__Source material__:
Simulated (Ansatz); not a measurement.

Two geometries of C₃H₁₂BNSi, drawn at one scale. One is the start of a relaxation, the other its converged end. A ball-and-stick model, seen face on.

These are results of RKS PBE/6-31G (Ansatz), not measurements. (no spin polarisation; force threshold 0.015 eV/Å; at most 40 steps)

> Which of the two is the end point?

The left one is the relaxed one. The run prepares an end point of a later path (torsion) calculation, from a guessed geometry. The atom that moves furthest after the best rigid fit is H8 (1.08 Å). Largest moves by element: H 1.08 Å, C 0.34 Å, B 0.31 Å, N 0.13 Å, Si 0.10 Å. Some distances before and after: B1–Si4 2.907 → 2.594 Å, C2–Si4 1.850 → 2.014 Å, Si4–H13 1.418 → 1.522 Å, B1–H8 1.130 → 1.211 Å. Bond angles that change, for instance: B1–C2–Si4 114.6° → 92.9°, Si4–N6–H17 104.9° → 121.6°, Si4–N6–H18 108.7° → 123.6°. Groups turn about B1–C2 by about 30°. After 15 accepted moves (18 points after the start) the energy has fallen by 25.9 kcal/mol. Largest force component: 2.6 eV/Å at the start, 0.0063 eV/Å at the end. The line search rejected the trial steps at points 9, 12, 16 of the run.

__Work request__:
Look above for the line with "Two geometries of" and the line with "the end point?". Write out those two lines and all the lines between them, exactly, and no others.

__Expected answer__:
Two geometries of C₃H₁₂BNSi, drawn at one scale. One is the start of a relaxation, the other its converged end. A ball-and-stick model, seen face on.

These are results of RKS PBE/6-31G (Ansatz), not measurements. (no spin polarisation; force threshold 0.015 eV/Å; at most 40 steps)

> Which of the two is the end point?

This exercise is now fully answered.